Work instruction:
In the records below, find the line that contains "# Run report: Cu, single-point calculation" and the line that contains "Method: DFT PBE, scalar-relativistic, plane", then retype exactly those two lines and every line between them.

· · · · · · ·

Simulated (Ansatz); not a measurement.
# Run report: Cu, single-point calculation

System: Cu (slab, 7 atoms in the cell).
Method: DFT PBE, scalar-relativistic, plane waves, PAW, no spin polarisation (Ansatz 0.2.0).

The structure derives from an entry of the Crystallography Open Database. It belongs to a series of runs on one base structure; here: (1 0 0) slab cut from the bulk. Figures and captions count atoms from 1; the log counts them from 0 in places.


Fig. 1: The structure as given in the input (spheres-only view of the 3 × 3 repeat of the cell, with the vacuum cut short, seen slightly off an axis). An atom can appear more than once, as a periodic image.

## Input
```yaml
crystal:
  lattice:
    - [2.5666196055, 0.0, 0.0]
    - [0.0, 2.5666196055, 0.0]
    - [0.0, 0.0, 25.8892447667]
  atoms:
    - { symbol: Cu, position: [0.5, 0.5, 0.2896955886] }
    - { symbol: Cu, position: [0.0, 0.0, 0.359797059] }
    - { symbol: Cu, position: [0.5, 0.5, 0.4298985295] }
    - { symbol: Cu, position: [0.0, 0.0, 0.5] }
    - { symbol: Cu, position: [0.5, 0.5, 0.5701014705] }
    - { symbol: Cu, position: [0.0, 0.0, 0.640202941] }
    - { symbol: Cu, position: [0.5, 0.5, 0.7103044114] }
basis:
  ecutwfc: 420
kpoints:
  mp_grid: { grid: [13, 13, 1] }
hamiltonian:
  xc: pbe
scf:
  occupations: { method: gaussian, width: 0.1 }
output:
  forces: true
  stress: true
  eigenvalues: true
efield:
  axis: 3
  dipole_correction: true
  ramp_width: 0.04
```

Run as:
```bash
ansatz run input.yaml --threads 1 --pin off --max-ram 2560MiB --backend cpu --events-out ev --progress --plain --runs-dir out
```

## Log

· · · · · · ·

Task output:
# Run report: Cu, single-point calculation

System: Cu (slab, 7 atoms in the cell).
Method: DFT PBE, scalar-relativistic, plane waves, PAW, no spin polarisation (Ansatz 0.2.0).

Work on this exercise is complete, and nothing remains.